**EXERCISE:**
From the first line of the records below through the line containing "Potentials or basis: VASP", copy everything exactly and nothing more.

---- RAW DATA
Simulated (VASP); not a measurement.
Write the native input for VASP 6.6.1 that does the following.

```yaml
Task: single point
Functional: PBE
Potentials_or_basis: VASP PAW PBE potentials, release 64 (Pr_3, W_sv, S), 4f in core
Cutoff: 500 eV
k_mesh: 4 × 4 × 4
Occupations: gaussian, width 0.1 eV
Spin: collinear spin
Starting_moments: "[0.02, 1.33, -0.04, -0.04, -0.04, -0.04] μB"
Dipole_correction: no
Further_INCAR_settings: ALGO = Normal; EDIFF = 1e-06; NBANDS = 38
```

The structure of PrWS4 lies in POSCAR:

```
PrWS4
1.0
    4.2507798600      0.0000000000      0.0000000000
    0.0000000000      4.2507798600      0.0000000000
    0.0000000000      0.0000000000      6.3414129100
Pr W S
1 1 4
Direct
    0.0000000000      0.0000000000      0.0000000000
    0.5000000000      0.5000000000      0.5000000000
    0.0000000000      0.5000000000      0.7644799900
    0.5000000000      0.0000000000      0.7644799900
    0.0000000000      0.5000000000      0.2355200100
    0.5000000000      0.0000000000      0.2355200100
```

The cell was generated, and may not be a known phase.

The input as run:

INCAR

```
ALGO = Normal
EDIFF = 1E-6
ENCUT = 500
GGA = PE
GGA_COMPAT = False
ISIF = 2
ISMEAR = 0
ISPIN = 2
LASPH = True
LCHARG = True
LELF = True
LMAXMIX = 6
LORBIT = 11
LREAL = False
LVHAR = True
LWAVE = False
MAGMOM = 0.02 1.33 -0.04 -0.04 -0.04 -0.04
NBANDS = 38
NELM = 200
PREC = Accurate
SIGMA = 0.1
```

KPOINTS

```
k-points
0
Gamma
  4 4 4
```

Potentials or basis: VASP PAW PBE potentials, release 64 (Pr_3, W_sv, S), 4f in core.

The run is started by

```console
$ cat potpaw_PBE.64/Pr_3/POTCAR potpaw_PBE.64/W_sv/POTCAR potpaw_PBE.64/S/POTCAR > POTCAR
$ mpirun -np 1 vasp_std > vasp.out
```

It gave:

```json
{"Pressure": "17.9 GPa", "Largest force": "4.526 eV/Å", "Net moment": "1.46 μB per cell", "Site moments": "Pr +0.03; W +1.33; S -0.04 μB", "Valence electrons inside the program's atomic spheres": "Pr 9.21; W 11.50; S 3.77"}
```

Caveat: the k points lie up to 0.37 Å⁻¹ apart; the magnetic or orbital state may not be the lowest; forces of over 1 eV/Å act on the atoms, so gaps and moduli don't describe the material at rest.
--------

**WORKED SOLUTION:**
Simulated (VASP); not a measurement.
Write the native input for VASP 6.6.1 that does the following.

```yaml
Task: single point
Functional: PBE
Potentials_or_basis: VASP PAW PBE potentials, release 64 (Pr_3, W_sv, S), 4f in core
Cutoff: 500 eV
k_mesh: 4 × 4 × 4
Occupations: gaussian, width 0.1 eV
Spin: collinear spin
Starting_moments: "[0.02, 1.33, -0.04, -0.04, -0.04, -0.04] μB"
Dipole_correction: no
Further_INCAR_settings: ALGO = Normal; EDIFF = 1e-06; NBANDS = 38
```

The structure of PrWS4 lies in POSCAR:

```
PrWS4
1.0
    4.2507798600      0.0000000000      0.0000000000
    0.0000000000      4.2507798600      0.0000000000
    0.0000000000      0.0000000000      6.3414129100
Pr W S
1 1 4
Direct
    0.0000000000      0.0000000000      0.0000000000
    0.5000000000      0.5000000000      0.5000000000
    0.0000000000      0.5000000000      0.7644799900
    0.5000000000      0.0000000000      0.7644799900
    0.0000000000      0.5000000000      0.2355200100
    0.5000000000      0.0000000000      0.2355200100
```

The cell was generated, and may not be a known phase.

The input as run:

INCAR

```
ALGO = Normal
EDIFF = 1E-6
ENCUT = 500
GGA = PE
GGA_COMPAT = False
ISIF = 2
ISMEAR = 0
ISPIN = 2
LASPH = True
LCHARG = True
LELF = True
LMAXMIX = 6
LORBIT = 11
LREAL = False
LVHAR = True
LWAVE = False
MAGMOM = 0.02 1.33 -0.04 -0.04 -0.04 -0.04
NBANDS = 38
NELM = 200
PREC = Accurate
SIGMA = 0.1
```

KPOINTS

```
k-points
0
Gamma
  4 4 4
```

Potentials or basis: VASP PAW PBE potentials, release 64 (Pr_3, W_sv, S), 4f in core.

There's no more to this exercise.